**ENTRIES PROVIDED**
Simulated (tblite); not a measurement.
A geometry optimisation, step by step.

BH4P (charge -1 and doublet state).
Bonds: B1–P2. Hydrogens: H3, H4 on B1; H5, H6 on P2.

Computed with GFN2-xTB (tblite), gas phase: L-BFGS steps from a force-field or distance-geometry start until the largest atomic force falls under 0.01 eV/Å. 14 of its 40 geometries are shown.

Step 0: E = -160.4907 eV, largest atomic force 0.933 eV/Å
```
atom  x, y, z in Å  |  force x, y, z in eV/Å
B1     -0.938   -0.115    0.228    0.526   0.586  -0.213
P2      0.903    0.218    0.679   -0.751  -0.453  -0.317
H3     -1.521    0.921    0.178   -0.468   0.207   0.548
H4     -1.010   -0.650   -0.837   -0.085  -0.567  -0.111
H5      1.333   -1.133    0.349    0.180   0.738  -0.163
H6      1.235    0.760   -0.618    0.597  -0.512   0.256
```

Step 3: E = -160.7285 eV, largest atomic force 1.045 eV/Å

**WORK TASK**
The lines to extract from the data above begin with the line containing "A geometry optimisation, step by step." and end with the line containing "Bonds: B1–P2. Hydrogens: H3, H4". Extract them exactly, including both.

**TASK ANSWER**
A geometry optimisation, step by step.

BH4P (charge -1 and doublet state).
Bonds: B1–P2. Hydrogens: H3, H4 on B1; H5, H6 on P2.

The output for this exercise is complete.